Assignment:
Would you restate the entries below word for word, starting at the first line and ending with the one that has "-0.26 | +0.003 |"?

Data listing:
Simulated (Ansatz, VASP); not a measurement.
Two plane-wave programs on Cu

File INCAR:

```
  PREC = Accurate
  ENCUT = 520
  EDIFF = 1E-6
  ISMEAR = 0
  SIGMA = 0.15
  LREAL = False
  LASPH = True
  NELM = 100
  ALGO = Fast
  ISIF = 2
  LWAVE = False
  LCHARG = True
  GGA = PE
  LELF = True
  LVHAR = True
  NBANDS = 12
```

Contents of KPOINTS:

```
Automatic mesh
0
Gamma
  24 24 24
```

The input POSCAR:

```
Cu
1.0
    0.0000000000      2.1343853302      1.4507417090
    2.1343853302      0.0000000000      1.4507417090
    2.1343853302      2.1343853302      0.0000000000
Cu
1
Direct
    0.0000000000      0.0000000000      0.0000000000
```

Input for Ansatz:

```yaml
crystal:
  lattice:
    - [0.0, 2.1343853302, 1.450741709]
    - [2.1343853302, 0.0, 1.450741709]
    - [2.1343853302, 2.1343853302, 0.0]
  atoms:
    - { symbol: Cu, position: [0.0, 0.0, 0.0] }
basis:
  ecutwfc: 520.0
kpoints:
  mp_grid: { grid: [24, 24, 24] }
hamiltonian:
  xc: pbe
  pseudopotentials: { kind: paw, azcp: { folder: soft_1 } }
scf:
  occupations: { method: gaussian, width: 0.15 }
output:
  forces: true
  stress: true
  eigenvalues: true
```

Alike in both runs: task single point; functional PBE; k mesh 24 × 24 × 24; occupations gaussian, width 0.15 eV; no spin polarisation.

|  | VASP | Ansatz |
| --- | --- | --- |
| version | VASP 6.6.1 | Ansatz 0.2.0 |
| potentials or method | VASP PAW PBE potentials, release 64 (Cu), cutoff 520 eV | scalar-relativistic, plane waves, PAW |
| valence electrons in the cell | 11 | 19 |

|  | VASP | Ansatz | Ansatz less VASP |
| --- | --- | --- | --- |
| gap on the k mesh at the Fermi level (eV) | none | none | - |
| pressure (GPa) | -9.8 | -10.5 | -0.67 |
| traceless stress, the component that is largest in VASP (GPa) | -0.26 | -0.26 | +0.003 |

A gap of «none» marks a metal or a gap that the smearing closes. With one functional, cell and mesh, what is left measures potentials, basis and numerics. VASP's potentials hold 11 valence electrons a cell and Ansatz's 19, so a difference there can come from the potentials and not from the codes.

Written solution:
Simulated (Ansatz, VASP); not a measurement.
Two plane-wave programs on Cu

File INCAR:

```
  PREC = Accurate
  ENCUT = 520
  EDIFF = 1E-6
  ISMEAR = 0
  SIGMA = 0.15
  LREAL = False
  LASPH = True
  NELM = 100
  ALGO = Fast
  ISIF = 2
  LWAVE = False
  LCHARG = True
  GGA = PE
  LELF = True
  LVHAR = True
  NBANDS = 12
```

Contents of KPOINTS:

```
Automatic mesh
0
Gamma
  24 24 24
```

The input POSCAR:

```
Cu
1.0
    0.0000000000      2.1343853302      1.4507417090
    2.1343853302      0.0000000000      1.4507417090
    2.1343853302      2.1343853302      0.0000000000
Cu
1
Direct
    0.0000000000      0.0000000000      0.0000000000
```

Input for Ansatz:

```yaml
crystal:
  lattice:
    - [0.0, 2.1343853302, 1.450741709]
    - [2.1343853302, 0.0, 1.450741709]
    - [2.1343853302, 2.1343853302, 0.0]
  atoms:
    - { symbol: Cu, position: [0.0, 0.0, 0.0] }
basis:
  ecutwfc: 520.0
kpoints:
  mp_grid: { grid: [24, 24, 24] }
hamiltonian:
  xc: pbe
  pseudopotentials: { kind: paw, azcp: { folder: soft_1 } }
scf:
  occupations: { method: gaussian, width: 0.15 }
output:
  forces: true
  stress: true
  eigenvalues: true
```

Alike in both runs: task single point; functional PBE; k mesh 24 × 24 × 24; occupations gaussian, width 0.15 eV; no spin polarisation.

|  | VASP | Ansatz |
| --- | --- | --- |
| version | VASP 6.6.1 | Ansatz 0.2.0 |
| potentials or method | VASP PAW PBE potentials, release 64 (Cu), cutoff 520 eV | scalar-relativistic, plane waves, PAW |
| valence electrons in the cell | 11 | 19 |

|  | VASP | Ansatz | Ansatz less VASP |
| --- | --- | --- | --- |
| gap on the k mesh at the Fermi level (eV) | none | none | - |
| pressure (GPa) | -9.8 | -10.5 | -0.67 |
| traceless stress, the component that is largest in VASP (GPa) | -0.26 | -0.26 | +0.003 |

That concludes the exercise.